WORK ORDER | In exact form, set down only those lines of the material that run from its first line to the line with "Properties of R115 along the isobar 10.5 bar.", inclusive.

EXTRACTED MATERIAL |
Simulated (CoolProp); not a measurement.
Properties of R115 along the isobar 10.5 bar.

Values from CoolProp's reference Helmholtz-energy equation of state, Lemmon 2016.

ANSWER SECTION |
Simulated (CoolProp); not a measurement.
Properties of R115 along the isobar 10.5 bar.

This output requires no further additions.